* **ASSIGNED TASK**
Only one stretch of the data is wanted: the line containing "Program: VASP 6.6.1", the line containing "Task: Where does the relaxation end?", and every line between them, copied exactly.

+===+

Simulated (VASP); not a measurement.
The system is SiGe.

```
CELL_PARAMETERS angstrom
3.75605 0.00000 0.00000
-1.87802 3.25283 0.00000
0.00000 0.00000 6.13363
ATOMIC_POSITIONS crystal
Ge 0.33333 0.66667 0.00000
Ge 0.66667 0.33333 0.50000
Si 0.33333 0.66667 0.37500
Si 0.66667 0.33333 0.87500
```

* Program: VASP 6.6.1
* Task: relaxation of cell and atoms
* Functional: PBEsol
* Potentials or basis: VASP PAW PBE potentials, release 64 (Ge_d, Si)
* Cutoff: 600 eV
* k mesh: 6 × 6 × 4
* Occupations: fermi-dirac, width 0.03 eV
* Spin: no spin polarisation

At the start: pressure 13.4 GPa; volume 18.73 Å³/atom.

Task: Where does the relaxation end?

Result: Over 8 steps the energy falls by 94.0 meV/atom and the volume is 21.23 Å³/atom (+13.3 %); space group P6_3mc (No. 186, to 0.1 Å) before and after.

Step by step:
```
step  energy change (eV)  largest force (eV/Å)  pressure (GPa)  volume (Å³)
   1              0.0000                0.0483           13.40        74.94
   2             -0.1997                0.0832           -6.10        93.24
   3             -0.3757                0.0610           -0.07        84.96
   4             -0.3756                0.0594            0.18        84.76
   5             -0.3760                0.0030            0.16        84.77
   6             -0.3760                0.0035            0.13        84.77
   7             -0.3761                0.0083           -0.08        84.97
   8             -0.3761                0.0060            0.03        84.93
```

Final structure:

+===+

* **YOUR SOLUTION**
* Program: VASP 6.6.1
* Task: relaxation of cell and atoms
* Functional: PBEsol
* Potentials or basis: VASP PAW PBE potentials, release 64 (Ge_d, Si)
* Cutoff: 600 eV
* k mesh: 6 × 6 × 4
* Occupations: fermi-dirac, width 0.03 eV
* Spin: no spin polarisation

At the start: pressure 13.4 GPa; volume 18.73 Å³/atom.

Task: Where does the relaxation end?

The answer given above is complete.